*** Data shown ***

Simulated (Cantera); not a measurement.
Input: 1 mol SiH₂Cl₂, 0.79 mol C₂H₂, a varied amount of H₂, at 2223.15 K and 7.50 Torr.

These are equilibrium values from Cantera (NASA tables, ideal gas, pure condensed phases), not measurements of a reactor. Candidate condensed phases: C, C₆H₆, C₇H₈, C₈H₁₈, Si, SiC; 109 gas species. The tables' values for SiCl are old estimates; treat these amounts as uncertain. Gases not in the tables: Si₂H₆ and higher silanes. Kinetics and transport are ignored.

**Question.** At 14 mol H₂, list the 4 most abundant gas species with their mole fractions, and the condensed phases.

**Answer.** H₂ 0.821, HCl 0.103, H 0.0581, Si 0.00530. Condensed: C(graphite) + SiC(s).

*** End of Data shown ***

Every piece of the data is to be set down again exactly.

Simulated (Cantera); not a measurement.
Input: 1 mol SiH₂Cl₂, 0.79 mol C₂H₂, a varied amount of H₂, at 2223.15 K and 7.50 Torr.

These are equilibrium values from Cantera (NASA tables, ideal gas, pure condensed phases), not measurements of a reactor. Candidate condensed phases: C, C₆H₆, C₇H₈, C₈H₁₈, Si, SiC; 109 gas species. The tables' values for SiCl are old estimates; treat these amounts as uncertain. Gases not in the tables: Si₂H₆ and higher silanes. Kinetics and transport are ignored.

**Question.** At 14 mol H₂, list the 4 most abundant gas species with their mole fractions, and the condensed phases.

**Answer.** H₂ 0.821, HCl 0.103, H 0.0581, Si 0.00530. Condensed: C(graphite) + SiC(s).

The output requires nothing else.